Work task: Print, exactly as they stand, the lines from the start of the listing to the line containing "Run time: 110", inclusive.

Record excerpts:
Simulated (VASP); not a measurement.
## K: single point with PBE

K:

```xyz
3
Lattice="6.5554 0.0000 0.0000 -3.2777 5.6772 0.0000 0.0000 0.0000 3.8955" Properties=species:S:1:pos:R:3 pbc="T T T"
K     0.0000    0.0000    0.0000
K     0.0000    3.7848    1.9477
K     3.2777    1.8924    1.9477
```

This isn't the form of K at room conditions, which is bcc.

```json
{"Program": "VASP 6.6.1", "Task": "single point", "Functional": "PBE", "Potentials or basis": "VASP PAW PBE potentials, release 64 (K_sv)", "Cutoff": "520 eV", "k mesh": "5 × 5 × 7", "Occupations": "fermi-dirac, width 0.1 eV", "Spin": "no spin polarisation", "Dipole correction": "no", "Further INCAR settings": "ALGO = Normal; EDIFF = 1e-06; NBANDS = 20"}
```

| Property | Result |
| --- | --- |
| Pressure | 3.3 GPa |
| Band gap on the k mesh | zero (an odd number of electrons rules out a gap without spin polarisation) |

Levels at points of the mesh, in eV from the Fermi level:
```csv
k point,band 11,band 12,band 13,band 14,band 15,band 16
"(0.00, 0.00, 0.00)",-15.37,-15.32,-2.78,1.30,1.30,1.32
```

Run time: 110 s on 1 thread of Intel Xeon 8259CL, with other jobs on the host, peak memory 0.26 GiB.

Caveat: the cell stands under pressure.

Written response:
Simulated (VASP); not a measurement.
## K: single point with PBE

K:

```xyz
3
Lattice="6.5554 0.0000 0.0000 -3.2777 5.6772 0.0000 0.0000 0.0000 3.8955" Properties=species:S:1:pos:R:3 pbc="T T T"
K     0.0000    0.0000    0.0000
K     0.0000    3.7848    1.9477
K     3.2777    1.8924    1.9477
```

This isn't the form of K at room conditions, which is bcc.

```json
{"Program": "VASP 6.6.1", "Task": "single point", "Functional": "PBE", "Potentials or basis": "VASP PAW PBE potentials, release 64 (K_sv)", "Cutoff": "520 eV", "k mesh": "5 × 5 × 7", "Occupations": "fermi-dirac, width 0.1 eV", "Spin": "no spin polarisation", "Dipole correction": "no", "Further INCAR settings": "ALGO = Normal; EDIFF = 1e-06; NBANDS = 20"}
```

| Property | Result |
| --- | --- |
| Pressure | 3.3 GPa |
| Band gap on the k mesh | zero (an odd number of electrons rules out a gap without spin polarisation) |

Levels at points of the mesh, in eV from the Fermi level:
```csv
k point,band 11,band 12,band 13,band 14,band 15,band 16
"(0.00, 0.00, 0.00)",-15.37,-15.32,-2.78,1.30,1.30,1.32
```

Run time: 110 s on 1 thread of Intel Xeon 8259CL, with other jobs on the host, peak memory 0.26 GiB.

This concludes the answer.